* **GIVEN ENTRIES**:
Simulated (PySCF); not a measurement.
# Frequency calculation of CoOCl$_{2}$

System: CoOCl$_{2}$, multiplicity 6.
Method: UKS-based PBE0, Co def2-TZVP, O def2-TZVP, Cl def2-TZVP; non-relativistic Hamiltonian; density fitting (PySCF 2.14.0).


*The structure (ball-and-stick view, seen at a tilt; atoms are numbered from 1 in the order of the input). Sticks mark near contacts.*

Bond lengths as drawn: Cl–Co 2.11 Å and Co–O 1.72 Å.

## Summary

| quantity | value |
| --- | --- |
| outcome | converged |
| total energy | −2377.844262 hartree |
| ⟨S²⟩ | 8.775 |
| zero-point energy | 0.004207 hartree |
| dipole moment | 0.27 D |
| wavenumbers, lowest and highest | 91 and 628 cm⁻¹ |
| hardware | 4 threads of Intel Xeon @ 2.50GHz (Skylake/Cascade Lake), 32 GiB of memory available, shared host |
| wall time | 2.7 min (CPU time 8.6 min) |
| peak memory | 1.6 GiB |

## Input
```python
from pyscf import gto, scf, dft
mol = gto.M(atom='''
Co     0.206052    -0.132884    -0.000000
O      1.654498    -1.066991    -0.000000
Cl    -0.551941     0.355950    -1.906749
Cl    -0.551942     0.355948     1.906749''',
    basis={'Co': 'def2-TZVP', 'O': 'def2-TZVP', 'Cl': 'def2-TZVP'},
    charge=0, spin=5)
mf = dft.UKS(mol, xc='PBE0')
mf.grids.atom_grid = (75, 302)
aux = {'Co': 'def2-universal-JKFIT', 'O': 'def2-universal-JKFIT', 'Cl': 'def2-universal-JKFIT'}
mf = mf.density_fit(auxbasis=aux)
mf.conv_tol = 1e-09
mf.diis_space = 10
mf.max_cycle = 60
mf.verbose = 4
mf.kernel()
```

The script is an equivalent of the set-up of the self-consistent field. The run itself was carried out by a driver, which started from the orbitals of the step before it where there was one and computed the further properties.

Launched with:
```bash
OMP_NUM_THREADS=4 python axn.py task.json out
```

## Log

* **WORK ORDER**: The answer is the lines above between the line holding "quantity | value |" and the line holding "and 628 cm⁻¹ |", inclusive, each written out exactly, and no others.

* **EXERCISE OUTPUT**:
| quantity | value |
| --- | --- |
| outcome | converged |
| total energy | −2377.844262 hartree |
| ⟨S²⟩ | 8.775 |
| zero-point energy | 0.004207 hartree |
| dipole moment | 0.27 D |
| wavenumbers, lowest and highest | 91 and 628 cm⁻¹ |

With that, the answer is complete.